§ §

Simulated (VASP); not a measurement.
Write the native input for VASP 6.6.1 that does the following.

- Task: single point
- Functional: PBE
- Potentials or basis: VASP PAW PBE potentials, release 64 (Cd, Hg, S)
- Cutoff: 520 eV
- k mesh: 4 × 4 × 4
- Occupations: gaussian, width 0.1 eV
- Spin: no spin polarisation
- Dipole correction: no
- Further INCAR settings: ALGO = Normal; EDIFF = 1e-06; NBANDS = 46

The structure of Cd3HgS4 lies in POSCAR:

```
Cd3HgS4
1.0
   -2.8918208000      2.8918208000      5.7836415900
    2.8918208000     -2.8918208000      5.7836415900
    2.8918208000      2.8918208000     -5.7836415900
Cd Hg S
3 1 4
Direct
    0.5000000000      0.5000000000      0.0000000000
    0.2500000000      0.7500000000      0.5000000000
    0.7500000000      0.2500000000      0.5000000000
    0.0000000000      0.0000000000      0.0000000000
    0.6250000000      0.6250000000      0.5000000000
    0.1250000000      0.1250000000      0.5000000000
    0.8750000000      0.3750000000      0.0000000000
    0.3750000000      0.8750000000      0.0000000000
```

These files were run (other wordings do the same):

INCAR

§ §

§ Work item: Line by line, reproduce the records above exactly.

§ Response box:
Simulated (VASP); not a measurement.
Write the native input for VASP 6.6.1 that does the following.

- Task: single point
- Functional: PBE
- Potentials or basis: VASP PAW PBE potentials, release 64 (Cd, Hg, S)
- Cutoff: 520 eV
- k mesh: 4 × 4 × 4
- Occupations: gaussian, width 0.1 eV
- Spin: no spin polarisation
- Dipole correction: no
- Further INCAR settings: ALGO = Normal; EDIFF = 1e-06; NBANDS = 46

The structure of Cd3HgS4 lies in POSCAR:

```
Cd3HgS4
1.0
   -2.8918208000      2.8918208000      5.7836415900
    2.8918208000     -2.8918208000      5.7836415900
    2.8918208000      2.8918208000     -5.7836415900
Cd Hg S
3 1 4
Direct
    0.5000000000      0.5000000000      0.0000000000
    0.2500000000      0.7500000000      0.5000000000
    0.7500000000      0.2500000000      0.5000000000
    0.0000000000      0.0000000000      0.0000000000
    0.6250000000      0.6250000000      0.5000000000
    0.1250000000      0.1250000000      0.5000000000
    0.8750000000      0.3750000000      0.0000000000
    0.3750000000      0.8750000000      0.0000000000
```

These files were run (other wordings do the same):

INCAR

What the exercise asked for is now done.